> Exercise
When you reach the line containing "1.16 | 0.0 | (b) |", stop after it; until then, copy each line of the listing exactly, starting with the first.

####################
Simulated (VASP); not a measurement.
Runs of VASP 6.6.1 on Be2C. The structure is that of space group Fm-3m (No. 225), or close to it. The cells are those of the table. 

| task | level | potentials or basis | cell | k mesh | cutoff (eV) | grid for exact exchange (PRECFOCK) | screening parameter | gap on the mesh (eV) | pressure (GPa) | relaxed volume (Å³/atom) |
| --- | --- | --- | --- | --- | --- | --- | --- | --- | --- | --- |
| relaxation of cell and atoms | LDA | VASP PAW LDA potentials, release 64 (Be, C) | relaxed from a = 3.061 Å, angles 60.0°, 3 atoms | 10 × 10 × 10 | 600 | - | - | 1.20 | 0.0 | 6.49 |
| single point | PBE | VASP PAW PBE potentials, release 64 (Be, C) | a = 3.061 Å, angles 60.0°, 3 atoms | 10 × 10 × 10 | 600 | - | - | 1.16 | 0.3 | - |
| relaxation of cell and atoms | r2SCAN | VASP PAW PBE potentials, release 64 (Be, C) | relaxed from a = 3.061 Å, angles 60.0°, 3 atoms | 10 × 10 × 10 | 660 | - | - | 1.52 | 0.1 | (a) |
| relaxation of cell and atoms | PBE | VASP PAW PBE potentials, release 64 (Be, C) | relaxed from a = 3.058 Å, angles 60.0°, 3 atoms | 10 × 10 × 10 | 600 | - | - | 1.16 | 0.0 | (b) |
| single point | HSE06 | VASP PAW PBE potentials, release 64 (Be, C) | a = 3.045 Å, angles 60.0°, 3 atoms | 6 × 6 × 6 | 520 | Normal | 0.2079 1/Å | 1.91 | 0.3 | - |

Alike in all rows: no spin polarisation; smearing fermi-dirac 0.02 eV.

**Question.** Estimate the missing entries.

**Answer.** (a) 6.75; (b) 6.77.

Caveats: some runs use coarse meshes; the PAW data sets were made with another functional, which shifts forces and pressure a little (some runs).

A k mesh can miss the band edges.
####################

> Task solution
Simulated (VASP); not a measurement.
Runs of VASP 6.6.1 on Be2C. The structure is that of space group Fm-3m (No. 225), or close to it. The cells are those of the table. 

| task | level | potentials or basis | cell | k mesh | cutoff (eV) | grid for exact exchange (PRECFOCK) | screening parameter | gap on the mesh (eV) | pressure (GPa) | relaxed volume (Å³/atom) |
| --- | --- | --- | --- | --- | --- | --- | --- | --- | --- | --- |
| relaxation of cell and atoms | LDA | VASP PAW LDA potentials, release 64 (Be, C) | relaxed from a = 3.061 Å, angles 60.0°, 3 atoms | 10 × 10 × 10 | 600 | - | - | 1.20 | 0.0 | 6.49 |
| single point | PBE | VASP PAW PBE potentials, release 64 (Be, C) | a = 3.061 Å, angles 60.0°, 3 atoms | 10 × 10 × 10 | 600 | - | - | 1.16 | 0.3 | - |
| relaxation of cell and atoms | r2SCAN | VASP PAW PBE potentials, release 64 (Be, C) | relaxed from a = 3.061 Å, angles 60.0°, 3 atoms | 10 × 10 × 10 | 660 | - | - | 1.52 | 0.1 | (a) |
| relaxation of cell and atoms | PBE | VASP PAW PBE potentials, release 64 (Be, C) | relaxed from a = 3.058 Å, angles 60.0°, 3 atoms | 10 × 10 × 10 | 600 | - | - | 1.16 | 0.0 | (b) |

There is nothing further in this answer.